REQUIRED ACTION
Nothing may be dropped. Retype the whole listing exactly.

RECORDS SHOWN
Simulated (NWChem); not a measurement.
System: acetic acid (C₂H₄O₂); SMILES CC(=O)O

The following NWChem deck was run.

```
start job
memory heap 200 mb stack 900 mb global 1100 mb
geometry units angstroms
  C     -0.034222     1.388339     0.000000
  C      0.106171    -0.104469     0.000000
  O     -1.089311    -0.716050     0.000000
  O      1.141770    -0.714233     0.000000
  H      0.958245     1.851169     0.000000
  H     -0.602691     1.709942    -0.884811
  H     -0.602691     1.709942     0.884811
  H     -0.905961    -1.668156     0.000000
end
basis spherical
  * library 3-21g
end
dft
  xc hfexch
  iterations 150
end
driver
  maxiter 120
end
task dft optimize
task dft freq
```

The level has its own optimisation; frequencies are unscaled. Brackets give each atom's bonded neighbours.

YOUR RESPONSE
Simulated (NWChem); not a measurement.
System: acetic acid (C₂H₄O₂); SMILES CC(=O)O

The following NWChem deck was run.

```
start job
memory heap 200 mb stack 900 mb global 1100 mb
geometry units angstroms
  C     -0.034222     1.388339     0.000000
  C      0.106171    -0.104469     0.000000
  O     -1.089311    -0.716050     0.000000
  O      1.141770    -0.714233     0.000000
  H      0.958245     1.851169     0.000000
  H     -0.602691     1.709942    -0.884811
  H     -0.602691     1.709942     0.884811
  H     -0.905961    -1.668156     0.000000
end
basis spherical
  * library 3-21g
end
dft
  xc hfexch
  iterations 150
end
driver
  maxiter 120
end
task dft optimize
task dft freq
```

The level has its own optimisation; frequencies are unscaled. Brackets give each atom's bonded neighbours.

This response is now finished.